───── DATASET EXCERPTS

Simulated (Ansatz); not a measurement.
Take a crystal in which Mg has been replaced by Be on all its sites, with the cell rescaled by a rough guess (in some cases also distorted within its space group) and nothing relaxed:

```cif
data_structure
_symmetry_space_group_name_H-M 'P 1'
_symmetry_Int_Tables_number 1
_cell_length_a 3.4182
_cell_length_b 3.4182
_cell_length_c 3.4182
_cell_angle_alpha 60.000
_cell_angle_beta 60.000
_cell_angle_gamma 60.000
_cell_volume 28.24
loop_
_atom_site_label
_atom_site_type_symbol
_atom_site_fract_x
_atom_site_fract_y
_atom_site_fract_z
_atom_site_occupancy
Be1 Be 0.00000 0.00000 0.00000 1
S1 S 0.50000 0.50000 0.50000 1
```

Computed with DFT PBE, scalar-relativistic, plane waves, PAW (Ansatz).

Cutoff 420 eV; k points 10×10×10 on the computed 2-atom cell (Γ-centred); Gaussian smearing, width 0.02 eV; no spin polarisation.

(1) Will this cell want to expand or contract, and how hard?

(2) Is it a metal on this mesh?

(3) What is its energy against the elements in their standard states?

──────────

The full set of entries above needs to be restated word for word.

Simulated (Ansatz); not a measurement.
Take a crystal in which Mg has been replaced by Be on all its sites, with the cell rescaled by a rough guess (in some cases also distorted within its space group) and nothing relaxed:

```cif
data_structure
_symmetry_space_group_name_H-M 'P 1'
_symmetry_Int_Tables_number 1
_cell_length_a 3.4182
_cell_length_b 3.4182
_cell_length_c 3.4182
_cell_angle_alpha 60.000
_cell_angle_beta 60.000
_cell_angle_gamma 60.000
_cell_volume 28.24
loop_
_atom_site_label
_atom_site_type_symbol
_atom_site_fract_x
_atom_site_fract_y
_atom_site_fract_z
_atom_site_occupancy
Be1 Be 0.00000 0.00000 0.00000 1
S1 S 0.50000 0.50000 0.50000 1
```

Computed with DFT PBE, scalar-relativistic, plane waves, PAW (Ansatz).

Cutoff 420 eV; k points 10×10×10 on the computed 2-atom cell (Γ-centred); Gaussian smearing, width 0.02 eV; no spin polarisation.

(1) Will this cell want to expand or contract, and how hard?

(2) Is it a metal on this mesh?

(3) What is its energy against the elements in their standard states?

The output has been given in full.